▸ Supplied records:
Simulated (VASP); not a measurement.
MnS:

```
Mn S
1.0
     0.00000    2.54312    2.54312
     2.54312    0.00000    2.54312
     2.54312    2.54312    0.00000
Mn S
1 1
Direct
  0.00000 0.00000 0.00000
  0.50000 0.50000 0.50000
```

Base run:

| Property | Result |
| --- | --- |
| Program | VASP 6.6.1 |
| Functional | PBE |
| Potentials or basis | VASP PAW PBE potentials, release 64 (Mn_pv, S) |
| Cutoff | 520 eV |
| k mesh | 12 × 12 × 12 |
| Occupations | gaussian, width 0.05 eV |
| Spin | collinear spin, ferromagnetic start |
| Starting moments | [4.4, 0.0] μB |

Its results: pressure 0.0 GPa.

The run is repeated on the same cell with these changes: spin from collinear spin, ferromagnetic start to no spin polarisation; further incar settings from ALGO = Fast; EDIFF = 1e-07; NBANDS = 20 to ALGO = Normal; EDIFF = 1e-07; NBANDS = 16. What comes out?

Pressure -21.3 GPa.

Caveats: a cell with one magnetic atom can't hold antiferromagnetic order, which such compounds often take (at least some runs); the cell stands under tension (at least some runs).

▸ Activity:
Give back the listing exactly, please, from its first line to the line containing "Its results: pressure 0.0 GPa.", inclusive, and nothing past that line.

▸ Answer space:
Simulated (VASP); not a measurement.
MnS:

```
Mn S
1.0
     0.00000    2.54312    2.54312
     2.54312    0.00000    2.54312
     2.54312    2.54312    0.00000
Mn S
1 1
Direct
  0.00000 0.00000 0.00000
  0.50000 0.50000 0.50000
```

Base run:

| Property | Result |
| --- | --- |
| Program | VASP 6.6.1 |
| Functional | PBE |
| Potentials or basis | VASP PAW PBE potentials, release 64 (Mn_pv, S) |
| Cutoff | 520 eV |
| k mesh | 12 × 12 × 12 |
| Occupations | gaussian, width 0.05 eV |
| Spin | collinear spin, ferromagnetic start |
| Starting moments | [4.4, 0.0] μB |

Its results: pressure 0.0 GPa.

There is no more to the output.